[Brief]
All entries below must be reproduced without a single change.

[Supplied material]
<<<<

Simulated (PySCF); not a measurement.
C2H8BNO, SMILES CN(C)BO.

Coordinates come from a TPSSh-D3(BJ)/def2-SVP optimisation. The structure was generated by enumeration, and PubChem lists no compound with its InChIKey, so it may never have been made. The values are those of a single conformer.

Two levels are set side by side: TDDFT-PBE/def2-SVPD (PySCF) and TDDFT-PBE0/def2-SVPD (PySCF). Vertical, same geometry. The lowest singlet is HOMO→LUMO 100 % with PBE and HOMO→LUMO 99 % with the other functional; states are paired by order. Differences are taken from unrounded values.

>>>>

[Written solution]
Simulated (PySCF); not a measurement.
C2H8BNO, SMILES CN(C)BO.

Coordinates come from a TPSSh-D3(BJ)/def2-SVP optimisation. The structure was generated by enumeration, and PubChem lists no compound with its InChIKey, so it may never have been made. The values are those of a single conformer.

Two levels are set side by side: TDDFT-PBE/def2-SVPD (PySCF) and TDDFT-PBE0/def2-SVPD (PySCF). Vertical, same geometry. The lowest singlet is HOMO→LUMO 100 % with PBE and HOMO→LUMO 99 % with the other functional; states are paired by order. Differences are taken from unrounded values.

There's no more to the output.